## Work order
When the line containing "# Screening of" is found in the data below, copy it and each line after it through the line containing "Aim: the dipole", exactly and with no others.

START Supplied entries

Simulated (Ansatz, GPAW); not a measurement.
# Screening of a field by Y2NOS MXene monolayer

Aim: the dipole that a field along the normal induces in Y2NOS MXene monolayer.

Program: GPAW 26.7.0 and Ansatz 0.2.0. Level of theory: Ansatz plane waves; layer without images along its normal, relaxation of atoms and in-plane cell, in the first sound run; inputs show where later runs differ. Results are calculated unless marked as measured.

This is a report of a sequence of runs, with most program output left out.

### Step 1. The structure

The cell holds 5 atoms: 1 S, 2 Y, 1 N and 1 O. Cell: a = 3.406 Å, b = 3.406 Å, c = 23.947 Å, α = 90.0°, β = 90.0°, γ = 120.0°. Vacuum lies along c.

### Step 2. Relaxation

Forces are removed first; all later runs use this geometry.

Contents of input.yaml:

END Supplied entries

## Your solution
# Screening of a field by Y2NOS MXene monolayer

Aim: the dipole that a field along the normal induces in Y2NOS MXene monolayer.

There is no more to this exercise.